_Requirement:_
Stopping right after the line with "Task: The run", please reproduce the material below exactly from its first line.

_Record extracts:_
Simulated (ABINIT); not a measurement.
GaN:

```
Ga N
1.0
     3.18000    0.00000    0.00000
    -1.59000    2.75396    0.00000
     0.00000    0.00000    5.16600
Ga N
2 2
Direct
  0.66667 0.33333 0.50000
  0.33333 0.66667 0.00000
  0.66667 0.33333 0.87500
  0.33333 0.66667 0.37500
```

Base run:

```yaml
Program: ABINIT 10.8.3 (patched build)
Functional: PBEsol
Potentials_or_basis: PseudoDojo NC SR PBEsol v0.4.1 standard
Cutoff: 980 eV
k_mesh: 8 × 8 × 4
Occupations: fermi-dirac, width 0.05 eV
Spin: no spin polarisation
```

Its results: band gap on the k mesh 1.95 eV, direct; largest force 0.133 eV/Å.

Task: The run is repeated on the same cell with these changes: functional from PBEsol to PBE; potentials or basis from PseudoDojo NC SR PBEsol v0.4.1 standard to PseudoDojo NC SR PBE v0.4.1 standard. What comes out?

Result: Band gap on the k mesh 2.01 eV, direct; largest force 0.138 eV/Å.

_Written solution:_
Simulated (ABINIT); not a measurement.
GaN:

```
Ga N
1.0
     3.18000    0.00000    0.00000
    -1.59000    2.75396    0.00000
     0.00000    0.00000    5.16600
Ga N
2 2
Direct
  0.66667 0.33333 0.50000
  0.33333 0.66667 0.00000
  0.66667 0.33333 0.87500
  0.33333 0.66667 0.37500
```

Base run:

```yaml
Program: ABINIT 10.8.3 (patched build)
Functional: PBEsol
Potentials_or_basis: PseudoDojo NC SR PBEsol v0.4.1 standard
Cutoff: 980 eV
k_mesh: 8 × 8 × 4
Occupations: fermi-dirac, width 0.05 eV
Spin: no spin polarisation
```

Its results: band gap on the k mesh 1.95 eV, direct; largest force 0.133 eV/Å.

Task: The run is repeated on the same cell with these changes: functional from PBEsol to PBE; potentials or basis from PseudoDojo NC SR PBEsol v0.4.1 standard to PseudoDojo NC SR PBE v0.4.1 standard. What comes out?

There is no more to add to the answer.